* **The data**:
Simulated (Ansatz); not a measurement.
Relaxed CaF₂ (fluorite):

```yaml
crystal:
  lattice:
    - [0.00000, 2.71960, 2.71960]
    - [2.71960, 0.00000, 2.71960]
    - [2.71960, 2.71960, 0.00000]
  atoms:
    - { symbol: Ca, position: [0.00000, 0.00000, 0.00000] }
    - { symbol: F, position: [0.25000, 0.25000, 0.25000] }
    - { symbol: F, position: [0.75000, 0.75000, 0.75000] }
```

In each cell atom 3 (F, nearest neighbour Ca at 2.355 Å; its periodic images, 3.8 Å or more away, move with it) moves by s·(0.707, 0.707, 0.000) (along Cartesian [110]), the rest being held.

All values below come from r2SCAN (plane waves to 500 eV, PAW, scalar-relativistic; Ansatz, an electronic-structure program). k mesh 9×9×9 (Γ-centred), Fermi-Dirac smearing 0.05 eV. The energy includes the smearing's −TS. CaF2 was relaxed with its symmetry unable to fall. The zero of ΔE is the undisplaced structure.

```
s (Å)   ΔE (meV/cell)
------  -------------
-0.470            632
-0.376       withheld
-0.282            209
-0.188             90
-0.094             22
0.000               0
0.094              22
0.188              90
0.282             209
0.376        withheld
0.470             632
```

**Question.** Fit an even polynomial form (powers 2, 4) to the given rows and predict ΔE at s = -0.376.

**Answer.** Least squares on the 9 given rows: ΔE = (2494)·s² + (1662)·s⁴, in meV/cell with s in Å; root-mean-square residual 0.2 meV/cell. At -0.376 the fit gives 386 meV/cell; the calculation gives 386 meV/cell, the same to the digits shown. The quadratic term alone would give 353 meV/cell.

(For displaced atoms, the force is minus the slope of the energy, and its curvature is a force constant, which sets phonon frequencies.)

* **Action item**: Print only these lines, please. They run from the start of the entries above to the line containing "s = -0.376.", both ends included, and must match exactly.

* **Result**:
Simulated (Ansatz); not a measurement.
Relaxed CaF₂ (fluorite):

```yaml
crystal:
  lattice:
    - [0.00000, 2.71960, 2.71960]
    - [2.71960, 0.00000, 2.71960]
    - [2.71960, 2.71960, 0.00000]
  atoms:
    - { symbol: Ca, position: [0.00000, 0.00000, 0.00000] }
    - { symbol: F, position: [0.25000, 0.25000, 0.25000] }
    - { symbol: F, position: [0.75000, 0.75000, 0.75000] }
```

In each cell atom 3 (F, nearest neighbour Ca at 2.355 Å; its periodic images, 3.8 Å or more away, move with it) moves by s·(0.707, 0.707, 0.000) (along Cartesian [110]), the rest being held.

All values below come from r2SCAN (plane waves to 500 eV, PAW, scalar-relativistic; Ansatz, an electronic-structure program). k mesh 9×9×9 (Γ-centred), Fermi-Dirac smearing 0.05 eV. The energy includes the smearing's −TS. CaF2 was relaxed with its symmetry unable to fall. The zero of ΔE is the undisplaced structure.

```
s (Å)   ΔE (meV/cell)
------  -------------
-0.470            632
-0.376       withheld
-0.282            209
-0.188             90
-0.094             22
0.000               0
0.094              22
0.188              90
0.282             209
0.376        withheld
0.470             632
```

**Question.** Fit an even polynomial form (powers 2, 4) to the given rows and predict ΔE at s = -0.376.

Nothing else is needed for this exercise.